ASSIGNED TASK:
Starting with the line that contains "Q: After a change" and stopping after the line that contains "A. functional from", return each line below exactly as written, with no others.

SUPPLIED MATERIAL:
━━━━━━━━━━━━━━━━━━━━
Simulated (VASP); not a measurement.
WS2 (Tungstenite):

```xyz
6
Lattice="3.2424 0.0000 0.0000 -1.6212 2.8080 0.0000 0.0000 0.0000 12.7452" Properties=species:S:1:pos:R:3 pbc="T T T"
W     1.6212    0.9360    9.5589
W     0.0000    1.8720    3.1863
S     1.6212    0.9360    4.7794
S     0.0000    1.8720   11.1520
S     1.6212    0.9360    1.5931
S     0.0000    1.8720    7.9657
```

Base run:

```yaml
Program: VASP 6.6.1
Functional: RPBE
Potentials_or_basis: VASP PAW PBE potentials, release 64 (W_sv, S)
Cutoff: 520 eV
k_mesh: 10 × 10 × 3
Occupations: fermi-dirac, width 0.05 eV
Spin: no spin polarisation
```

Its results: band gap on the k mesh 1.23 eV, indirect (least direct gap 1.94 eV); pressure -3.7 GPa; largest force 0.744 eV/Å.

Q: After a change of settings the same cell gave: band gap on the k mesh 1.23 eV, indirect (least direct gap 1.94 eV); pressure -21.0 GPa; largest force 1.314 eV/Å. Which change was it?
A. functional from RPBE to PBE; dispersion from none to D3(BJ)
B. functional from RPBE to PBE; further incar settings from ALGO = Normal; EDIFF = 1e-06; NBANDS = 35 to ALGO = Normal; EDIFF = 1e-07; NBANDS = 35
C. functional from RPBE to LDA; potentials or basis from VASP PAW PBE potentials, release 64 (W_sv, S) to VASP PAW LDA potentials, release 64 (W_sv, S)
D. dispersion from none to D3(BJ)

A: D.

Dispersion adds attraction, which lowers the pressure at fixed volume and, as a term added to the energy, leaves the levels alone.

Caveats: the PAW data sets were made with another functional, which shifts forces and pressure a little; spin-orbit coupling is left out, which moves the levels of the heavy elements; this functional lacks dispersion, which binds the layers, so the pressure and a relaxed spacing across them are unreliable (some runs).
━━━━━━━━━━━━━━━━━━━━

REPLY:
Q: After a change of settings the same cell gave: band gap on the k mesh 1.23 eV, indirect (least direct gap 1.94 eV); pressure -21.0 GPa; largest force 1.314 eV/Å. Which change was it?
A. functional from RPBE to PBE; dispersion from none to D3(BJ)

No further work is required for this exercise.